*EXERCISE*
Each line of the material, from the first through the one containing "image | yes |", is to be written out exactly.

*INPUT DATA*
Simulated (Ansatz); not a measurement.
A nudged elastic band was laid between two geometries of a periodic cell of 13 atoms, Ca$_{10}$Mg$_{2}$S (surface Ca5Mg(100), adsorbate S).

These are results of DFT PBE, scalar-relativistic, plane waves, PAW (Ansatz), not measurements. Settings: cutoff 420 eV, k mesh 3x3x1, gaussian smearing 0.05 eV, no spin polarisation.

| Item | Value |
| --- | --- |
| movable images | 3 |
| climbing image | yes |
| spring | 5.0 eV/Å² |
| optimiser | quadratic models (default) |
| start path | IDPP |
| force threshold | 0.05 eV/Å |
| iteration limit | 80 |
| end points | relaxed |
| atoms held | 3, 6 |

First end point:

*RESULT*
Simulated (Ansatz); not a measurement.
A nudged elastic band was laid between two geometries of a periodic cell of 13 atoms, Ca$_{10}$Mg$_{2}$S (surface Ca5Mg(100), adsorbate S).

These are results of DFT PBE, scalar-relativistic, plane waves, PAW (Ansatz), not measurements. Settings: cutoff 420 eV, k mesh 3x3x1, gaussian smearing 0.05 eV, no spin polarisation.

| Item | Value |
| --- | --- |
| movable images | 3 |
| climbing image | yes |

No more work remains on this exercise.